▶ _Given data_
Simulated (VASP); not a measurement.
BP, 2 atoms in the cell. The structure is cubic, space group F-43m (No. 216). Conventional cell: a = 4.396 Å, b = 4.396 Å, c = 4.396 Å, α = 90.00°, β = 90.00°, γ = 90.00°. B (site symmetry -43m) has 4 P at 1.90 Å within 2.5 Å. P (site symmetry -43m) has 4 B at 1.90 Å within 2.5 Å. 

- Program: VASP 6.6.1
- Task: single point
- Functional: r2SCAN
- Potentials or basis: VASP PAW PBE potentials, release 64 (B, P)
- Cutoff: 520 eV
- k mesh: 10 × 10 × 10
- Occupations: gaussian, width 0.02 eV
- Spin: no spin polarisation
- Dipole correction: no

▶ _Requirement_
Every record must be set down again exactly.

▶ _Answer area_
Simulated (VASP); not a measurement.
BP, 2 atoms in the cell. The structure is cubic, space group F-43m (No. 216). Conventional cell: a = 4.396 Å, b = 4.396 Å, c = 4.396 Å, α = 90.00°, β = 90.00°, γ = 90.00°. B (site symmetry -43m) has 4 P at 1.90 Å within 2.5 Å. P (site symmetry -43m) has 4 B at 1.90 Å within 2.5 Å. 

- Program: VASP 6.6.1
- Task: single point
- Functional: r2SCAN
- Potentials or basis: VASP PAW PBE potentials, release 64 (B, P)
- Cutoff: 520 eV
- k mesh: 10 × 10 × 10
- Occupations: gaussian, width 0.02 eV
- Spin: no spin polarisation
- Dipole correction: no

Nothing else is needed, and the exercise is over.